* _WORK ITEM_
Transcribe the data that follows. Match it character for character.

* _PROVIDED DATA_
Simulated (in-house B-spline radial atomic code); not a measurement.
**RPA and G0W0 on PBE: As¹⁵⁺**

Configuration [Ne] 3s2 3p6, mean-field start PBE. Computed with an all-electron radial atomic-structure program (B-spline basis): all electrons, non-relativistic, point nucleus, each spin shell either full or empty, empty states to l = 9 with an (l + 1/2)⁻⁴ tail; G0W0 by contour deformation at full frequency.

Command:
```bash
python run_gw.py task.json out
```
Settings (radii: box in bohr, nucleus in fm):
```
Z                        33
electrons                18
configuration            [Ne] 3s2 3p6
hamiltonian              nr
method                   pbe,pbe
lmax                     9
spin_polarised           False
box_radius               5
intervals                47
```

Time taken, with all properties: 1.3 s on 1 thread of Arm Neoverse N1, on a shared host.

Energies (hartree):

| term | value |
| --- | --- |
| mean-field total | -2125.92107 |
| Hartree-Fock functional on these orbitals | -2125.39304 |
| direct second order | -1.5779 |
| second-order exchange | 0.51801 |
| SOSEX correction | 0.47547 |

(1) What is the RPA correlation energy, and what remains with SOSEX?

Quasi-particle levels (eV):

* _EXERCISE RESPONSE_
Simulated (in-house B-spline radial atomic code); not a measurement.
**RPA and G0W0 on PBE: As¹⁵⁺**

Configuration [Ne] 3s2 3p6, mean-field start PBE. Computed with an all-electron radial atomic-structure program (B-spline basis): all electrons, non-relativistic, point nucleus, each spin shell either full or empty, empty states to l = 9 with an (l + 1/2)⁻⁴ tail; G0W0 by contour deformation at full frequency.

Command:
```bash
python run_gw.py task.json out
```
Settings (radii: box in bohr, nucleus in fm):
```
Z                        33
electrons                18
configuration            [Ne] 3s2 3p6
hamiltonian              nr
method                   pbe,pbe
lmax                     9
spin_polarised           False
box_radius               5
intervals                47
```

Time taken, with all properties: 1.3 s on 1 thread of Arm Neoverse N1, on a shared host.

Energies (hartree):

| term | value |
| --- | --- |
| mean-field total | -2125.92107 |
| Hartree-Fock functional on these orbitals | -2125.39304 |
| direct second order | -1.5779 |
| second-order exchange | 0.51801 |
| SOSEX correction | 0.47547 |

(1) What is the RPA correlation energy, and what remains with SOSEX?

Quasi-particle levels (eV):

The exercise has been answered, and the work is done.